DATA EXCERPTS ->
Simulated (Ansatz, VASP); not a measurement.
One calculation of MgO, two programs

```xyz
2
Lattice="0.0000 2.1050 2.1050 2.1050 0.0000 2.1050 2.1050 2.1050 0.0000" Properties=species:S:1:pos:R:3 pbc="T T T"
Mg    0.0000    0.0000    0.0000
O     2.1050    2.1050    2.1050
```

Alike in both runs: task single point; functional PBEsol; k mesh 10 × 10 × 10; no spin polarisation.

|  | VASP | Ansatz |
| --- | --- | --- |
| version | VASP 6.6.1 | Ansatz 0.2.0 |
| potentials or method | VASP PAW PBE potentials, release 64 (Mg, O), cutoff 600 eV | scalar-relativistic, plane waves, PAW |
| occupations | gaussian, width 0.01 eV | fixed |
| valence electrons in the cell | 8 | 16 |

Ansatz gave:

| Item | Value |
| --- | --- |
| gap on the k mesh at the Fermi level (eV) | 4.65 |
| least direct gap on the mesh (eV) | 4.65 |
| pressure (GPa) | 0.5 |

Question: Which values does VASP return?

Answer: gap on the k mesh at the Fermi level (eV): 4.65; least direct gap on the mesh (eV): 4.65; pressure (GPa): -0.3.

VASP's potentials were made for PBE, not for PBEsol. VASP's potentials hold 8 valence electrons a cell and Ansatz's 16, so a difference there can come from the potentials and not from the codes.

TASK ITEM ->
Retype exactly the lines above, from the one with "cell | 8 | 16 |" through the one with "Answer: gap on", inclusive.

YOUR SOLUTION ->
| valence electrons in the cell | 8 | 16 |

Ansatz gave:

| Item | Value |
| --- | --- |
| gap on the k mesh at the Fermi level (eV) | 4.65 |
| least direct gap on the mesh (eV) | 4.65 |
| pressure (GPa) | 0.5 |

Question: Which values does VASP return?

Answer: gap on the k mesh at the Fermi level (eV): 4.65; least direct gap on the mesh (eV): 4.65; pressure (GPa): -0.3.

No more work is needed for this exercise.